_Work item_
Would you please copy the part of the material below that opens with the line containing "### What is the lowest" and closes with the line containing "### What is the HOMO"? Copy it exactly, and only it.

§

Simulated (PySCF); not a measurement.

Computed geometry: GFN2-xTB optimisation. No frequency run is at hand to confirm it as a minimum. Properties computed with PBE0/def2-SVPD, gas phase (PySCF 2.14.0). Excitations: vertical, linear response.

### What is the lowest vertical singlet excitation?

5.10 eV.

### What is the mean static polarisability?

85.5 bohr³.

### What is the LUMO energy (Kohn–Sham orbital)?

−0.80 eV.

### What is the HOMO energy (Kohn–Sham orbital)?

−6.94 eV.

§

_Reply_
### What is the lowest vertical singlet excitation?

5.10 eV.

### What is the mean static polarisability?

85.5 bohr³.

### What is the LUMO energy (Kohn–Sham orbital)?

−0.80 eV.

### What is the HOMO energy (Kohn–Sham orbital)?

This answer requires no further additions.